== DATA EXTRACTS ==
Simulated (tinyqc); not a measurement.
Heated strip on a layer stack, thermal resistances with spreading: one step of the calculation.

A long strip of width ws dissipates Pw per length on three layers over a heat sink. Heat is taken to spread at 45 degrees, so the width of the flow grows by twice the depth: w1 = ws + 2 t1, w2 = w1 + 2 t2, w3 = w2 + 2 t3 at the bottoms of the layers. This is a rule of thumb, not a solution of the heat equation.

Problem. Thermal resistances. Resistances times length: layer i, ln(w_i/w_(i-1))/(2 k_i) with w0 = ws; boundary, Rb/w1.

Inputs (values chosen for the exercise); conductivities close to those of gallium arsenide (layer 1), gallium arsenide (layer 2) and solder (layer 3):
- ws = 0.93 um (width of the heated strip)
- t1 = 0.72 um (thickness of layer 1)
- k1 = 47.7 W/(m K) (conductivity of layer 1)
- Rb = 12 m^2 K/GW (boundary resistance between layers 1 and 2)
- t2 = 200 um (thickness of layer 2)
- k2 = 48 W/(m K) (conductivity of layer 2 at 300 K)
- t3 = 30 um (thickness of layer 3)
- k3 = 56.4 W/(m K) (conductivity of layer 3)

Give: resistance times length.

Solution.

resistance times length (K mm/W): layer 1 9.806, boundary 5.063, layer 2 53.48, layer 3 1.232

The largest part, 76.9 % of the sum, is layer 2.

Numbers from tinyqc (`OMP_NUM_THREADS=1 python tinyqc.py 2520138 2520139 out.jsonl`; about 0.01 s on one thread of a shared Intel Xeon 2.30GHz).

== WORK TASK ==
When answering, write out each of the lines above exactly as given.

== TASK ANSWER ==
Simulated (tinyqc); not a measurement.
Heated strip on a layer stack, thermal resistances with spreading: one step of the calculation.

A long strip of width ws dissipates Pw per length on three layers over a heat sink. Heat is taken to spread at 45 degrees, so the width of the flow grows by twice the depth: w1 = ws + 2 t1, w2 = w1 + 2 t2, w3 = w2 + 2 t3 at the bottoms of the layers. This is a rule of thumb, not a solution of the heat equation.

Problem. Thermal resistances. Resistances times length: layer i, ln(w_i/w_(i-1))/(2 k_i) with w0 = ws; boundary, Rb/w1.

Inputs (values chosen for the exercise); conductivities close to those of gallium arsenide (layer 1), gallium arsenide (layer 2) and solder (layer 3):
- ws = 0.93 um (width of the heated strip)
- t1 = 0.72 um (thickness of layer 1)
- k1 = 47.7 W/(m K) (conductivity of layer 1)
- Rb = 12 m^2 K/GW (boundary resistance between layers 1 and 2)
- t2 = 200 um (thickness of layer 2)
- k2 = 48 W/(m K) (conductivity of layer 2 at 300 K)
- t3 = 30 um (thickness of layer 3)
- k3 = 56.4 W/(m K) (conductivity of layer 3)

Give: resistance times length.

Solution.

resistance times length (K mm/W): layer 1 9.806, boundary 5.063, layer 2 53.48, layer 3 1.232

The largest part, 76.9 % of the sum, is layer 2.

Numbers from tinyqc (`OMP_NUM_THREADS=1 python tinyqc.py 2520138 2520139 out.jsonl`; about 0.01 s on one thread of a shared Intel Xeon 2.30GHz).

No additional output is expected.